Your task is to copy every line of this material exactly.

BEGIN Provided material

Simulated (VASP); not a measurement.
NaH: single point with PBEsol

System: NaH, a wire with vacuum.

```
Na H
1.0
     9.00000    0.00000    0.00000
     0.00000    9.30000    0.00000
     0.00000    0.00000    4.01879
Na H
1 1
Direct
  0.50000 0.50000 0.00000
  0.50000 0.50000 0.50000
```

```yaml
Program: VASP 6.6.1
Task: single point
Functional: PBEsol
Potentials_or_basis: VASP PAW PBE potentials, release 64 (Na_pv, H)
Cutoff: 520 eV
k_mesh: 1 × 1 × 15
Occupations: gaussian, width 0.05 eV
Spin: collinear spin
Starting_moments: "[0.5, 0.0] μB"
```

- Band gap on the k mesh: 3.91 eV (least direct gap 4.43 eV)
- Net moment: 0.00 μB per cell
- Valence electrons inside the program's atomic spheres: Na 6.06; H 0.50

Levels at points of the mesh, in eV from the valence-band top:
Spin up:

END Provided material

→ **Task output**:
Simulated (VASP); not a measurement.
NaH: single point with PBEsol

System: NaH, a wire with vacuum.

```
Na H
1.0
     9.00000    0.00000    0.00000
     0.00000    9.30000    0.00000
     0.00000    0.00000    4.01879
Na H
1 1
Direct
  0.50000 0.50000 0.00000
  0.50000 0.50000 0.50000
```

```yaml
Program: VASP 6.6.1
Task: single point
Functional: PBEsol
Potentials_or_basis: VASP PAW PBE potentials, release 64 (Na_pv, H)
Cutoff: 520 eV
k_mesh: 1 × 1 × 15
Occupations: gaussian, width 0.05 eV
Spin: collinear spin
Starting_moments: "[0.5, 0.0] μB"
```

- Band gap on the k mesh: 3.91 eV (least direct gap 4.43 eV)
- Net moment: 0.00 μB per cell
- Valence electrons inside the program's atomic spheres: Na 6.06; H 0.50

Levels at points of the mesh, in eV from the valence-band top:
Spin up:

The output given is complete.